**ASSIGNED TASK:**
Make your reply a word-for-word repeat of the records.

**RECORD EXTRACTS:**
------------

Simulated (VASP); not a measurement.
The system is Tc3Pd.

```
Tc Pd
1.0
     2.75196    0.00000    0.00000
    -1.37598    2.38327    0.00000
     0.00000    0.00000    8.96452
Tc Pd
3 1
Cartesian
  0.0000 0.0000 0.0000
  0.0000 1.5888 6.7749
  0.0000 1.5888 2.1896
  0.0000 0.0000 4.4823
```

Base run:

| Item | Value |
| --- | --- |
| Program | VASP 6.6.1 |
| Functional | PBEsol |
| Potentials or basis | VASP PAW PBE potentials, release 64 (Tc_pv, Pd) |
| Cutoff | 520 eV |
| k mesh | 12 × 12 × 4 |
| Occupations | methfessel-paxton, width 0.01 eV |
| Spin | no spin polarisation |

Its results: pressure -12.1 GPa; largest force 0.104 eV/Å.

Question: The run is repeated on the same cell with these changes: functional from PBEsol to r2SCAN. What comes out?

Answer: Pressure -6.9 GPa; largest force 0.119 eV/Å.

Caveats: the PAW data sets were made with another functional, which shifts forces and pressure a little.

------------

**EXERCISE ANSWER:**
Simulated (VASP); not a measurement.
The system is Tc3Pd.

```
Tc Pd
1.0
     2.75196    0.00000    0.00000
    -1.37598    2.38327    0.00000
     0.00000    0.00000    8.96452
Tc Pd
3 1
Cartesian
  0.0000 0.0000 0.0000
  0.0000 1.5888 6.7749
  0.0000 1.5888 2.1896
  0.0000 0.0000 4.4823
```

Base run:

| Item | Value |
| --- | --- |
| Program | VASP 6.6.1 |
| Functional | PBEsol |
| Potentials or basis | VASP PAW PBE potentials, release 64 (Tc_pv, Pd) |
| Cutoff | 520 eV |
| k mesh | 12 × 12 × 4 |
| Occupations | methfessel-paxton, width 0.01 eV |
| Spin | no spin polarisation |

Its results: pressure -12.1 GPa; largest force 0.104 eV/Å.

Question: The run is repeated on the same cell with these changes: functional from PBEsol to r2SCAN. What comes out?

Answer: Pressure -6.9 GPa; largest force 0.119 eV/Å.

Caveats: the PAW data sets were made with another functional, which shifts forces and pressure a little.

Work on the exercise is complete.